• BRIEF: Once you have read the records below, write them all out exactly as given.

——

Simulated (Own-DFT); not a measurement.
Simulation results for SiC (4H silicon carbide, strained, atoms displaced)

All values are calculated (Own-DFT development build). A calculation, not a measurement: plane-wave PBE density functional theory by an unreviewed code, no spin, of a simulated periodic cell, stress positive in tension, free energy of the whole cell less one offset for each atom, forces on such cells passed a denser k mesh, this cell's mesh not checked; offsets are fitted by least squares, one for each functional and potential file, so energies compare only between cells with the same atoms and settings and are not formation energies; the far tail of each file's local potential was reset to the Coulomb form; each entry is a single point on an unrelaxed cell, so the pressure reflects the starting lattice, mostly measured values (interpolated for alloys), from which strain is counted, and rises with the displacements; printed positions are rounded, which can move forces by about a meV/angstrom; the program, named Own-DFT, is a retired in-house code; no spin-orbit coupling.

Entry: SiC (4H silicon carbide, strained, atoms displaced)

——

• PROBLEM SOLUTION:
Simulated (Own-DFT); not a measurement.
Simulation results for SiC (4H silicon carbide, strained, atoms displaced)

All values are calculated (Own-DFT development build). A calculation, not a measurement: plane-wave PBE density functional theory by an unreviewed code, no spin, of a simulated periodic cell, stress positive in tension, free energy of the whole cell less one offset for each atom, forces on such cells passed a denser k mesh, this cell's mesh not checked; offsets are fitted by least squares, one for each functional and potential file, so energies compare only between cells with the same atoms and settings and are not formation energies; the far tail of each file's local potential was reset to the Coulomb form; each entry is a single point on an unrelaxed cell, so the pressure reflects the starting lattice, mostly measured values (interpolated for alloys), from which strain is counted, and rises with the displacements; printed positions are rounded, which can move forces by about a meV/angstrom; the program, named Own-DFT, is a retired in-house code; no spin-orbit coupling.

Entry: SiC (4H silicon carbide, strained, atoms displaced)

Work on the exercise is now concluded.